------------------------------

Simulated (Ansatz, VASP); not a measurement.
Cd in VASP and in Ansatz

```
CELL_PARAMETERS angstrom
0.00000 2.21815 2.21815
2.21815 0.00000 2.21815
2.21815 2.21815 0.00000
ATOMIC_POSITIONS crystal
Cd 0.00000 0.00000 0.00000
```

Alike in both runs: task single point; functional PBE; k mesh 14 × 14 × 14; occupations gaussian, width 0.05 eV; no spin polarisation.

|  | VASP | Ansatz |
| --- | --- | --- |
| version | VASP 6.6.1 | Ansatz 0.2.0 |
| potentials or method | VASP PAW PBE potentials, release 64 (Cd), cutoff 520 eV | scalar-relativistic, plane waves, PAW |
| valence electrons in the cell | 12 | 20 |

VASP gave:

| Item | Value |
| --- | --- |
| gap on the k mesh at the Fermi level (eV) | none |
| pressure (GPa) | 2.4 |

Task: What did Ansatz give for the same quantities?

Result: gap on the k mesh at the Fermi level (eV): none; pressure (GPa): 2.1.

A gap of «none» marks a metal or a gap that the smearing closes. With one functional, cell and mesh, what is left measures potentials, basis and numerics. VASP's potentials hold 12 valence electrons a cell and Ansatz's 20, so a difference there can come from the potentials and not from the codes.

------------------------------

ASSIGNMENT: The exact lines of the material above starting at the one that contains "VASP | Ansatz |" and ending at the one that contains "Result: gap on" are what to retype; leave out everything else.

YOUR SOLUTION:
|  | VASP | Ansatz |
| --- | --- | --- |
| version | VASP 6.6.1 | Ansatz 0.2.0 |
| potentials or method | VASP PAW PBE potentials, release 64 (Cd), cutoff 520 eV | scalar-relativistic, plane waves, PAW |
| valence electrons in the cell | 12 | 20 |

VASP gave:

| Item | Value |
| --- | --- |
| gap on the k mesh at the Fermi level (eV) | none |
| pressure (GPa) | 2.4 |

Task: What did Ansatz give for the same quantities?

Result: gap on the k mesh at the Fermi level (eV): none; pressure (GPa): 2.1.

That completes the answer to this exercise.